● **ENTRIES SUPPLIED**:
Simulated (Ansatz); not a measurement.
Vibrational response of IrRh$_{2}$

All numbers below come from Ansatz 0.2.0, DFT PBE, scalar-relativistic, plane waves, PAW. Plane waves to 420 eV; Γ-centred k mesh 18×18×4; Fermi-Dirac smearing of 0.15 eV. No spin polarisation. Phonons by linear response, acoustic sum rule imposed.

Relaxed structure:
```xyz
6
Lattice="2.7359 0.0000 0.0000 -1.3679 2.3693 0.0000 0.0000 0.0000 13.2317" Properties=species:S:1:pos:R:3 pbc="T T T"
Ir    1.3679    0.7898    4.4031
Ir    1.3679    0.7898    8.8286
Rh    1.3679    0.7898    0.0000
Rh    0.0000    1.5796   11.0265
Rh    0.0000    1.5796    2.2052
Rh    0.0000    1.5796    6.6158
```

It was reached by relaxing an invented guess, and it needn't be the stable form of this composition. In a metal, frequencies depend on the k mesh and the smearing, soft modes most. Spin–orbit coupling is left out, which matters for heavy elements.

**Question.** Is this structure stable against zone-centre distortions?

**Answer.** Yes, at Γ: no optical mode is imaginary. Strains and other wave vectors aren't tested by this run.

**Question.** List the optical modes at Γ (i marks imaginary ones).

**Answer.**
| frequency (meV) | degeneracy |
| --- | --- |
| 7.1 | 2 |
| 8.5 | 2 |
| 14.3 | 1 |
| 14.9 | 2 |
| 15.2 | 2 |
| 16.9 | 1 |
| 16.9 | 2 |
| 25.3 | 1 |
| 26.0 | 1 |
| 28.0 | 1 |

● **WORK ORDER**:
The first line of the listing above through the line containing "Vibrational response of": print exactly that, both ends included.

● **ANSWER AREA**:
Simulated (Ansatz); not a measurement.
Vibrational response of IrRh$_{2}$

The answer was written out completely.